---- Study material

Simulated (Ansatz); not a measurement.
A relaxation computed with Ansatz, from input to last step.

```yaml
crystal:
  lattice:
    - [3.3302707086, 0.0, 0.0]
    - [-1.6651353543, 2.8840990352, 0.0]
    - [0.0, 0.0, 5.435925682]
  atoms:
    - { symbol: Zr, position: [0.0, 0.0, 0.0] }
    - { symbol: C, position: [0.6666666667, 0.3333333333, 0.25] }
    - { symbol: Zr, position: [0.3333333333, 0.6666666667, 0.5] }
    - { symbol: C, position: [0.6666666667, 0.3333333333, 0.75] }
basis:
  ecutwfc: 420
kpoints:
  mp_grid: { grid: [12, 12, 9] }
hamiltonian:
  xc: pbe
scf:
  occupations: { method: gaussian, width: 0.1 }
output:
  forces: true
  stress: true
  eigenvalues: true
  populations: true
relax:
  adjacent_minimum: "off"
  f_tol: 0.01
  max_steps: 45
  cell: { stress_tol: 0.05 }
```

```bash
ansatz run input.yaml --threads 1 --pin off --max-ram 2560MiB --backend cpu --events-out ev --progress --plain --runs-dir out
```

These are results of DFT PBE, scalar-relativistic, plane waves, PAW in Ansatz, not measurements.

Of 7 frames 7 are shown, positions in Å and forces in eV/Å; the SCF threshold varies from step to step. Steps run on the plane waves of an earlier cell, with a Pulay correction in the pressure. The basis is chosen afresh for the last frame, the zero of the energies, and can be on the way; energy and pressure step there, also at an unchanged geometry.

--------

▶ _Brief_
Please restate only the opening stretch of the records above: every line from the first through the one containing "These are results", exactly as written.

▶ _Response area_
Simulated (Ansatz); not a measurement.
A relaxation computed with Ansatz, from input to last step.

```yaml
crystal:
  lattice:
    - [3.3302707086, 0.0, 0.0]
    - [-1.6651353543, 2.8840990352, 0.0]
    - [0.0, 0.0, 5.435925682]
  atoms:
    - { symbol: Zr, position: [0.0, 0.0, 0.0] }
    - { symbol: C, position: [0.6666666667, 0.3333333333, 0.25] }
    - { symbol: Zr, position: [0.3333333333, 0.6666666667, 0.5] }
    - { symbol: C, position: [0.6666666667, 0.3333333333, 0.75] }
basis:
  ecutwfc: 420
kpoints:
  mp_grid: { grid: [12, 12, 9] }
hamiltonian:
  xc: pbe
scf:
  occupations: { method: gaussian, width: 0.1 }
output:
  forces: true
  stress: true
  eigenvalues: true
  populations: true
relax:
  adjacent_minimum: "off"
  f_tol: 0.01
  max_steps: 45
  cell: { stress_tol: 0.05 }
```

```bash
ansatz run input.yaml --threads 1 --pin off --max-ram 2560MiB --backend cpu --events-out ev --progress --plain --runs-dir out
```

These are results of DFT PBE, scalar-relativistic, plane waves, PAW in Ansatz, not measurements.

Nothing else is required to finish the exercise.